Work request: Nothing but the data itself, reproduced exactly, is the expected answer.

Material supplied:
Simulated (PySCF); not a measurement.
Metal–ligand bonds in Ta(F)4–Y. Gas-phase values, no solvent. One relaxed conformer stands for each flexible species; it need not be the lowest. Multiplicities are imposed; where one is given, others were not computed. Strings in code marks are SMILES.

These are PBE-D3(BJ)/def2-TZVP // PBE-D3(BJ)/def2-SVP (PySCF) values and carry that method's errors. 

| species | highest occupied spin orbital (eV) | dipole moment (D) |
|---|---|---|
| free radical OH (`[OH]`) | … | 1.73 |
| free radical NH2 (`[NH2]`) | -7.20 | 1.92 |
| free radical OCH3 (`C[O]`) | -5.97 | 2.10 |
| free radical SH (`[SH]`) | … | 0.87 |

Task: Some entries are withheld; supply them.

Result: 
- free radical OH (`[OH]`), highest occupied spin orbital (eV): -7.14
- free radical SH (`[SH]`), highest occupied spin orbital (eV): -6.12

Worked solution:
Simulated (PySCF); not a measurement.
Metal–ligand bonds in Ta(F)4–Y. Gas-phase values, no solvent. One relaxed conformer stands for each flexible species; it need not be the lowest. Multiplicities are imposed; where one is given, others were not computed. Strings in code marks are SMILES.

These are PBE-D3(BJ)/def2-TZVP // PBE-D3(BJ)/def2-SVP (PySCF) values and carry that method's errors. 

| species | highest occupied spin orbital (eV) | dipole moment (D) |
|---|---|---|
| free radical OH (`[OH]`) | … | 1.73 |
| free radical NH2 (`[NH2]`) | -7.20 | 1.92 |
| free radical OCH3 (`C[O]`) | -5.97 | 2.10 |
| free radical SH (`[SH]`) | … | 0.87 |

Task: Some entries are withheld; supply them.

Result: 
- free radical OH (`[OH]`), highest occupied spin orbital (eV): -7.14
- free radical SH (`[SH]`), highest occupied spin orbital (eV): -6.12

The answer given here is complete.